GIVEN RECORDS START
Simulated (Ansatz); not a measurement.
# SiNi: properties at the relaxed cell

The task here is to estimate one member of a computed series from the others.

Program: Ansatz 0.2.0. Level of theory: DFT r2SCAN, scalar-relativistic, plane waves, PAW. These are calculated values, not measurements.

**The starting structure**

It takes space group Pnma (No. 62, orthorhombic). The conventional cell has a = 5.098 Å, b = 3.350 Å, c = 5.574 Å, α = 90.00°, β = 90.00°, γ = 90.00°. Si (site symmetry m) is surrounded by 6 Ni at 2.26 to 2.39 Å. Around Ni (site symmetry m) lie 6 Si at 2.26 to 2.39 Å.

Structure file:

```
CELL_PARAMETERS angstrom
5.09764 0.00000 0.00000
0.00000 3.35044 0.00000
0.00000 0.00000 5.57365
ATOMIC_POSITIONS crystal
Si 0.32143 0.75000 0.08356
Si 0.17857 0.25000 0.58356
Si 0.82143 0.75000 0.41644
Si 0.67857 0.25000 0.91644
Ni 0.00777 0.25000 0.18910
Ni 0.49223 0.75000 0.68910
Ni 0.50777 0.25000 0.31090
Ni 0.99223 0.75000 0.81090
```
GIVEN RECORDS END

Restate the records above exactly.

Simulated (Ansatz); not a measurement.
# SiNi: properties at the relaxed cell

The task here is to estimate one member of a computed series from the others.

Program: Ansatz 0.2.0. Level of theory: DFT r2SCAN, scalar-relativistic, plane waves, PAW. These are calculated values, not measurements.

**The starting structure**

It takes space group Pnma (No. 62, orthorhombic). The conventional cell has a = 5.098 Å, b = 3.350 Å, c = 5.574 Å, α = 90.00°, β = 90.00°, γ = 90.00°. Si (site symmetry m) is surrounded by 6 Ni at 2.26 to 2.39 Å. Around Ni (site symmetry m) lie 6 Si at 2.26 to 2.39 Å.

Structure file:

```
CELL_PARAMETERS angstrom
5.09764 0.00000 0.00000
0.00000 3.35044 0.00000
0.00000 0.00000 5.57365
ATOMIC_POSITIONS crystal
Si 0.32143 0.75000 0.08356
Si 0.17857 0.25000 0.58356
Si 0.82143 0.75000 0.41644
Si 0.67857 0.25000 0.91644
Ni 0.00777 0.25000 0.18910
Ni 0.49223 0.75000 0.68910
Ni 0.50777 0.25000 0.31090
Ni 0.99223 0.75000 0.81090
```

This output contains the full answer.